───── Provided records ─────
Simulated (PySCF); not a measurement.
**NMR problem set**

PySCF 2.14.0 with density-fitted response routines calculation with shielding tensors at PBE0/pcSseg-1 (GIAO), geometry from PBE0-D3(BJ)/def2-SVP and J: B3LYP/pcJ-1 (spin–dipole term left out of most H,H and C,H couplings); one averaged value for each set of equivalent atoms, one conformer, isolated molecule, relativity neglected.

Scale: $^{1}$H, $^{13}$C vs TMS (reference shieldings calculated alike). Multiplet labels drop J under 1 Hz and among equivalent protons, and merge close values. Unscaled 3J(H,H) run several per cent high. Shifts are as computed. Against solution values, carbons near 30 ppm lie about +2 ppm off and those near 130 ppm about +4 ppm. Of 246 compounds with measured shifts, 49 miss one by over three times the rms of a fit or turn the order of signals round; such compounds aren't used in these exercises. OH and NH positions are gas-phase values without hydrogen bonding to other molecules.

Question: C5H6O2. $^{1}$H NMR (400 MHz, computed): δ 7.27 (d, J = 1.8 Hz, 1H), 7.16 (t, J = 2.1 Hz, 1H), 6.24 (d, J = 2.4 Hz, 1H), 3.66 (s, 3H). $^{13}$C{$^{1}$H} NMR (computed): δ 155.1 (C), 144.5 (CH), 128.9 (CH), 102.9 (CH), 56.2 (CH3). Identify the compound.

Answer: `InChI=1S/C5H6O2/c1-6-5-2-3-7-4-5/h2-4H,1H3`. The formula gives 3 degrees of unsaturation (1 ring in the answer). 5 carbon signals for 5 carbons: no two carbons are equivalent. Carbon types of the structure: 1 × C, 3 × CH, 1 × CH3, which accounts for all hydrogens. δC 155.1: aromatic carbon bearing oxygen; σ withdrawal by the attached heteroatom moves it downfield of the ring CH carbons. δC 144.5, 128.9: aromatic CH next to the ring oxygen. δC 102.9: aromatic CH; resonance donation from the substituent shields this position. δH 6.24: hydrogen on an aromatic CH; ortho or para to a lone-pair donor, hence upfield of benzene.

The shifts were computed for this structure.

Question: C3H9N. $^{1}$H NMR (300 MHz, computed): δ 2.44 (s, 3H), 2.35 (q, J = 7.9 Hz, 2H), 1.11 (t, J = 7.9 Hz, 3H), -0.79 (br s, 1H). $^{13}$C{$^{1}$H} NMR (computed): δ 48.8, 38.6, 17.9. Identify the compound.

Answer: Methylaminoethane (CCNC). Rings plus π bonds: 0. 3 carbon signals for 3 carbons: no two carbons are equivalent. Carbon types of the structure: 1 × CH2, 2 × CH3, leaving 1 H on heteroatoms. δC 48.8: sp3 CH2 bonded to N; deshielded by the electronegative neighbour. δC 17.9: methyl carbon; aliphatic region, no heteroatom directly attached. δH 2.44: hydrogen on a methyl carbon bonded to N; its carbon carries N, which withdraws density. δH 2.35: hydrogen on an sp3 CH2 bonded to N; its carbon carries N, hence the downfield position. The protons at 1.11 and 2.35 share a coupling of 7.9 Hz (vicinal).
─────

Repeat, word for word, the lines from the start of the records to the line that contains "(CH3). Identify the compound.", both of them included, and no others.

Simulated (PySCF); not a measurement.
**NMR problem set**

PySCF 2.14.0 with density-fitted response routines calculation with shielding tensors at PBE0/pcSseg-1 (GIAO), geometry from PBE0-D3(BJ)/def2-SVP and J: B3LYP/pcJ-1 (spin–dipole term left out of most H,H and C,H couplings); one averaged value for each set of equivalent atoms, one conformer, isolated molecule, relativity neglected.

Scale: $^{1}$H, $^{13}$C vs TMS (reference shieldings calculated alike). Multiplet labels drop J under 1 Hz and among equivalent protons, and merge close values. Unscaled 3J(H,H) run several per cent high. Shifts are as computed. Against solution values, carbons near 30 ppm lie about +2 ppm off and those near 130 ppm about +4 ppm. Of 246 compounds with measured shifts, 49 miss one by over three times the rms of a fit or turn the order of signals round; such compounds aren't used in these exercises. OH and NH positions are gas-phase values without hydrogen bonding to other molecules.

Question: C5H6O2. $^{1}$H NMR (400 MHz, computed): δ 7.27 (d, J = 1.8 Hz, 1H), 7.16 (t, J = 2.1 Hz, 1H), 6.24 (d, J = 2.4 Hz, 1H), 3.66 (s, 3H). $^{13}$C{$^{1}$H} NMR (computed): δ 155.1 (C), 144.5 (CH), 128.9 (CH), 102.9 (CH), 56.2 (CH3). Identify the compound.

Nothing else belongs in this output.